> _Work instruction_
A verbatim reproduction of the lines below, from the line containing "(GPa) | 0.2 |" through the line containing "from the codes.", both ends included, is the whole required output.

****

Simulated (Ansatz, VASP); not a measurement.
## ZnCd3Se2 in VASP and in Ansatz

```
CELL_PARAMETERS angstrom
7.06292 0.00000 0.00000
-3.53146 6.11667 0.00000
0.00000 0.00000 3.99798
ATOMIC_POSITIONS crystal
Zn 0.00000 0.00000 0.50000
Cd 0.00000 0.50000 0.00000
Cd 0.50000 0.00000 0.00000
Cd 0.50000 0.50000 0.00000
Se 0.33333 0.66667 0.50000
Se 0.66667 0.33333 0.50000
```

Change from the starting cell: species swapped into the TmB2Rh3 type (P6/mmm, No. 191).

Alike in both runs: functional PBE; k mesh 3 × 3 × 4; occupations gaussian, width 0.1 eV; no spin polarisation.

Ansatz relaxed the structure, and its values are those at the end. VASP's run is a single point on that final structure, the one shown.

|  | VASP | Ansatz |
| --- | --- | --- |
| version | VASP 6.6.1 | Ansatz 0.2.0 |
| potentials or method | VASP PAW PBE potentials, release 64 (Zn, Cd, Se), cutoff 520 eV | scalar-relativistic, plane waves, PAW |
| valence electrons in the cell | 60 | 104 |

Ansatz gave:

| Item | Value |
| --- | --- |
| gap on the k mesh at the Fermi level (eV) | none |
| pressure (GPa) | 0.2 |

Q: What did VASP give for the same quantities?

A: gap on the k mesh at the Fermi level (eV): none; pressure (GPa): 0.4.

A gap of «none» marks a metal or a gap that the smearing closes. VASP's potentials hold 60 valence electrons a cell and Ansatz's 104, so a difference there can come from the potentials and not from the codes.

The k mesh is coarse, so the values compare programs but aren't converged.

****

> _Your solution_
| pressure (GPa) | 0.2 |

Q: What did VASP give for the same quantities?

A: gap on the k mesh at the Fermi level (eV): none; pressure (GPa): 0.4.

A gap of «none» marks a metal or a gap that the smearing closes. VASP's potentials hold 60 valence electrons a cell and Ansatz's 104, so a difference there can come from the potentials and not from the codes.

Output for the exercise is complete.